*Data supplied:*
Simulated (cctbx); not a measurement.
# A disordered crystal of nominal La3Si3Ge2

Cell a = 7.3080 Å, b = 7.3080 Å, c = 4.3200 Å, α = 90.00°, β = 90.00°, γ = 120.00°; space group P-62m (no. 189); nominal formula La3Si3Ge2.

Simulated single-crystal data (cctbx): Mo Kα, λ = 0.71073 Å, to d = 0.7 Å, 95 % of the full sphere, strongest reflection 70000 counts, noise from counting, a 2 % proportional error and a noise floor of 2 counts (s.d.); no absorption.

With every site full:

*Activity:*
The records above are to be given again in full, exactly.

*Written answer:*
Simulated (cctbx); not a measurement.
# A disordered crystal of nominal La3Si3Ge2

Cell a = 7.3080 Å, b = 7.3080 Å, c = 4.3200 Å, α = 90.00°, β = 90.00°, γ = 120.00°; space group P-62m (no. 189); nominal formula La3Si3Ge2.

Simulated single-crystal data (cctbx): Mo Kα, λ = 0.71073 Å, to d = 0.7 Å, 95 % of the full sphere, strongest reflection 70000 counts, noise from counting, a 2 % proportional error and a noise floor of 2 counts (s.d.); no absorption.

With every site full:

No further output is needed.